== Data for review ==
-----

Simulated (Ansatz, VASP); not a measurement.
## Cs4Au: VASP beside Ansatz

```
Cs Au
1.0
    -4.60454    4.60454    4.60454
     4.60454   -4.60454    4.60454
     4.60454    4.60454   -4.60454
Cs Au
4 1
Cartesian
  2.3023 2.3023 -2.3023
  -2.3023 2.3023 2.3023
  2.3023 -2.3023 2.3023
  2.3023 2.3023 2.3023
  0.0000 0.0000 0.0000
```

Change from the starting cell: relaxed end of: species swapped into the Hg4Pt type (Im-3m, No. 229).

-----

The material above needs to be copied out in full, exactly as given.

Simulated (Ansatz, VASP); not a measurement.
## Cs4Au: VASP beside Ansatz

```
Cs Au
1.0
    -4.60454    4.60454    4.60454
     4.60454   -4.60454    4.60454
     4.60454    4.60454   -4.60454
Cs Au
4 1
Cartesian
  2.3023 2.3023 -2.3023
  -2.3023 2.3023 2.3023
  2.3023 -2.3023 2.3023
  2.3023 2.3023 2.3023
  0.0000 0.0000 0.0000
```

Change from the starting cell: relaxed end of: species swapped into the Hg4Pt type (Im-3m, No. 229).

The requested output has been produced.